• _Data extract_:

=====

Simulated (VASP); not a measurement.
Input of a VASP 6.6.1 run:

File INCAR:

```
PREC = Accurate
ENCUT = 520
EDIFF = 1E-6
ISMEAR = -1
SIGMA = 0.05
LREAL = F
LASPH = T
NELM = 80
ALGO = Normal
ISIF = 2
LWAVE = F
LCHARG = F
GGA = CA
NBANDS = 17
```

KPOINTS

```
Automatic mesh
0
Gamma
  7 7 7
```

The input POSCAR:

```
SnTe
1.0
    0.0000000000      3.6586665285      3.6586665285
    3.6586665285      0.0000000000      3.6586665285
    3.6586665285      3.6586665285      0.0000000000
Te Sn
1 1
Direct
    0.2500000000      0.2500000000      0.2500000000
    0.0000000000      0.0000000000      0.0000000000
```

=====

• _Exercise_: Set down the records above once more, exactly as given.

• _Reply_:
Simulated (VASP); not a measurement.
Input of a VASP 6.6.1 run:

File INCAR:

```
PREC = Accurate
ENCUT = 520
EDIFF = 1E-6
ISMEAR = -1
SIGMA = 0.05
LREAL = F
LASPH = T
NELM = 80
ALGO = Normal
ISIF = 2
LWAVE = F
LCHARG = F
GGA = CA
NBANDS = 17
```

KPOINTS

```
Automatic mesh
0
Gamma
  7 7 7
```

The input POSCAR:

```
SnTe
1.0
    0.0000000000      3.6586665285      3.6586665285
    3.6586665285      0.0000000000      3.6586665285
    3.6586665285      3.6586665285      0.0000000000
Te Sn
1 1
Direct
    0.2500000000      0.2500000000      0.2500000000
    0.0000000000      0.0000000000      0.0000000000
```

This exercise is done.